----------------

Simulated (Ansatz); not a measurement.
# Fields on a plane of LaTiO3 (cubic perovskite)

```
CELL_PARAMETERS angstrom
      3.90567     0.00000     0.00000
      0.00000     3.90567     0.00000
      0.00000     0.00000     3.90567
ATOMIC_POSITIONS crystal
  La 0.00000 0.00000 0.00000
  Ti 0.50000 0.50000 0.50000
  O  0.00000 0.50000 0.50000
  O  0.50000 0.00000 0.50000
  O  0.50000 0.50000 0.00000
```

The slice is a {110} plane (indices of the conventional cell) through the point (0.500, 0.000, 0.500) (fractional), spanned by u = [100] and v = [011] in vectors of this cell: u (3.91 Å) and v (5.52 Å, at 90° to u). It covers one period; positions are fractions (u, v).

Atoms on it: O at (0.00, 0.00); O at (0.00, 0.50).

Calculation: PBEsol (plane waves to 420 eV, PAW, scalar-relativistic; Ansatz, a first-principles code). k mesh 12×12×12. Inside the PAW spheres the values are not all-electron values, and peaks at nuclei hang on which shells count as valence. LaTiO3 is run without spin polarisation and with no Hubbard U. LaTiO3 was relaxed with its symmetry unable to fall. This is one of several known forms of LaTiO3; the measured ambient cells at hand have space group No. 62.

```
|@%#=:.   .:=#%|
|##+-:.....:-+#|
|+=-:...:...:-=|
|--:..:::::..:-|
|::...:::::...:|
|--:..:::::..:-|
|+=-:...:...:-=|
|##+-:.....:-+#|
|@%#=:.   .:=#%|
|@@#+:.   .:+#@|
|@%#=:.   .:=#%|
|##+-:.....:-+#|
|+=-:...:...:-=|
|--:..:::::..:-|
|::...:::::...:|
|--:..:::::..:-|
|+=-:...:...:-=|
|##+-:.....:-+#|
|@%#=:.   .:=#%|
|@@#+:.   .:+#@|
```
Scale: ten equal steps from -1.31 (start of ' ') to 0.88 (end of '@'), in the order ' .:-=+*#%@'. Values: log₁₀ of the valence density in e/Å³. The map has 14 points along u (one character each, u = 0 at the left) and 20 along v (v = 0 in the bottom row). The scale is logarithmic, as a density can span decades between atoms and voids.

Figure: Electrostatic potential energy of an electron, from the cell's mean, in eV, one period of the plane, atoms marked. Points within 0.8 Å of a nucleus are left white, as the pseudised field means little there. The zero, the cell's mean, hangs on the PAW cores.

----------------

- **WORK TASK**
Begin with the first line of the listing and copy exactly through the line that contains "Scale: ten equal", please, keeping both ends and leaving out everything after.

- **WRITTEN RESPONSE**
Simulated (Ansatz); not a measurement.
# Fields on a plane of LaTiO3 (cubic perovskite)

```
CELL_PARAMETERS angstrom
      3.90567     0.00000     0.00000
      0.00000     3.90567     0.00000
      0.00000     0.00000     3.90567
ATOMIC_POSITIONS crystal
  La 0.00000 0.00000 0.00000
  Ti 0.50000 0.50000 0.50000
  O  0.00000 0.50000 0.50000
  O  0.50000 0.00000 0.50000
  O  0.50000 0.50000 0.00000
```

The slice is a {110} plane (indices of the conventional cell) through the point (0.500, 0.000, 0.500) (fractional), spanned by u = [100] and v = [011] in vectors of this cell: u (3.91 Å) and v (5.52 Å, at 90° to u). It covers one period; positions are fractions (u, v).

Atoms on it: O at (0.00, 0.00); O at (0.00, 0.50).

Calculation: PBEsol (plane waves to 420 eV, PAW, scalar-relativistic; Ansatz, a first-principles code). k mesh 12×12×12. Inside the PAW spheres the values are not all-electron values, and peaks at nuclei hang on which shells count as valence. LaTiO3 is run without spin polarisation and with no Hubbard U. LaTiO3 was relaxed with its symmetry unable to fall. This is one of several known forms of LaTiO3; the measured ambient cells at hand have space group No. 62.

```
|@%#=:.   .:=#%|
|##+-:.....:-+#|
|+=-:...:...:-=|
|--:..:::::..:-|
|::...:::::...:|
|--:..:::::..:-|
|+=-:...:...:-=|
|##+-:.....:-+#|
|@%#=:.   .:=#%|
|@@#+:.   .:+#@|
|@%#=:.   .:=#%|
|##+-:.....:-+#|
|+=-:...:...:-=|
|--:..:::::..:-|
|::...:::::...:|
|--:..:::::..:-|
|+=-:...:...:-=|
|##+-:.....:-+#|
|@%#=:.   .:=#%|
|@@#+:.   .:+#@|
```
Scale: ten equal steps from -1.31 (start of ' ') to 0.88 (end of '@'), in the order ' .:-=+*#%@'. Values: log₁₀ of the valence density in e/Å³. The map has 14 points along u (one character each, u = 0 at the left) and 20 along v (v = 0 in the bottom row). The scale is logarithmic, as a density can span decades between atoms and voids.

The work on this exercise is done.